_Work item_
Exactly reproduce the lines from the top of the entries below through the line containing "Computed by Dirac-Coulomb-Breit", with both ends included.

_Data_
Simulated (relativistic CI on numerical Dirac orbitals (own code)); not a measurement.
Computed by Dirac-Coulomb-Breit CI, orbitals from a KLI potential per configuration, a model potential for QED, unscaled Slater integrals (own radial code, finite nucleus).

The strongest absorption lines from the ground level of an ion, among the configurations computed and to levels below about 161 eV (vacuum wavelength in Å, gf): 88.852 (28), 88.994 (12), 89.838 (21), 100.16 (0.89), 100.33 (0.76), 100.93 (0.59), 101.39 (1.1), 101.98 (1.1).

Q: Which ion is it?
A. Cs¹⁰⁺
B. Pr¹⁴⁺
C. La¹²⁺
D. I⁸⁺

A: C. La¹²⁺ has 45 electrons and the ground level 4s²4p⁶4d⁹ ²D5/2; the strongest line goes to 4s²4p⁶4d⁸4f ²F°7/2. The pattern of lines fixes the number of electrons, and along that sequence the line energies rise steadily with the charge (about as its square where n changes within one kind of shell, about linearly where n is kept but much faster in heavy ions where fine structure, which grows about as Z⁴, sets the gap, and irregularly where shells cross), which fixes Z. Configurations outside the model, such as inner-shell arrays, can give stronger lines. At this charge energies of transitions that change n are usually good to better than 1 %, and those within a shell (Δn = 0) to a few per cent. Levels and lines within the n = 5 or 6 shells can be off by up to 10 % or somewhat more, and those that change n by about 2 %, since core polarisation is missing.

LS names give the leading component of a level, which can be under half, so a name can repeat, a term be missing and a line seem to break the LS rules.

_Task solution_
Simulated (relativistic CI on numerical Dirac orbitals (own code)); not a measurement.
Computed by Dirac-Coulomb-Breit CI, orbitals from a KLI potential per configuration, a model potential for QED, unscaled Slater integrals (own radial code, finite nucleus).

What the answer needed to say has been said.